# Work instruction:
All lines from the start of the listing below through the line containing "The final run" are to be written out again exactly, and no others.

# Data for review:
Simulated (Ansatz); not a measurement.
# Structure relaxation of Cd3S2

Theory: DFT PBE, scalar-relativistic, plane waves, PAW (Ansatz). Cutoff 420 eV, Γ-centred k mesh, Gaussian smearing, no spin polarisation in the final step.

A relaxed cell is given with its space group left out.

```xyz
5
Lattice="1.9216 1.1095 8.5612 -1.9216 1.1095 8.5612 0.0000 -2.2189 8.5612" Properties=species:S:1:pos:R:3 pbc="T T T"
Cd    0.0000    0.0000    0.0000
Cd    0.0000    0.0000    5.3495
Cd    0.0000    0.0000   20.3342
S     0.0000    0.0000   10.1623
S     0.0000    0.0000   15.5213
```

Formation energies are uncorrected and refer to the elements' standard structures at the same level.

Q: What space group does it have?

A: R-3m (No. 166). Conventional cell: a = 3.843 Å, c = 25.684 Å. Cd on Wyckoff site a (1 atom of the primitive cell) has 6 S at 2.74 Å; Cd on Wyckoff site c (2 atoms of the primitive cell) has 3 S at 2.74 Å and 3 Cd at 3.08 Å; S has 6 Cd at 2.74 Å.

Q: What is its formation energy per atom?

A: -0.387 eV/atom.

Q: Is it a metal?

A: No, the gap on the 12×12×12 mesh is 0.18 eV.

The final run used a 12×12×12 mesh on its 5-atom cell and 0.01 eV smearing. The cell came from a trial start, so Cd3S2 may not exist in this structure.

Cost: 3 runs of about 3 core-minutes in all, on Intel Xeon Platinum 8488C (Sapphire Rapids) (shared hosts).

# Exercise solution:
Simulated (Ansatz); not a measurement.
# Structure relaxation of Cd3S2

Theory: DFT PBE, scalar-relativistic, plane waves, PAW (Ansatz). Cutoff 420 eV, Γ-centred k mesh, Gaussian smearing, no spin polarisation in the final step.

A relaxed cell is given with its space group left out.

```xyz
5
Lattice="1.9216 1.1095 8.5612 -1.9216 1.1095 8.5612 0.0000 -2.2189 8.5612" Properties=species:S:1:pos:R:3 pbc="T T T"
Cd    0.0000    0.0000    0.0000
Cd    0.0000    0.0000    5.3495
Cd    0.0000    0.0000   20.3342
S     0.0000    0.0000   10.1623
S     0.0000    0.0000   15.5213
```

Formation energies are uncorrected and refer to the elements' standard structures at the same level.

Q: What space group does it have?

A: R-3m (No. 166). Conventional cell: a = 3.843 Å, c = 25.684 Å. Cd on Wyckoff site a (1 atom of the primitive cell) has 6 S at 2.74 Å; Cd on Wyckoff site c (2 atoms of the primitive cell) has 3 S at 2.74 Å and 3 Cd at 3.08 Å; S has 6 Cd at 2.74 Å.

Q: What is its formation energy per atom?

A: -0.387 eV/atom.

Q: Is it a metal?

A: No, the gap on the 12×12×12 mesh is 0.18 eV.

The final run used a 12×12×12 mesh on its 5-atom cell and 0.01 eV smearing. The cell came from a trial start, so Cd3S2 may not exist in this structure.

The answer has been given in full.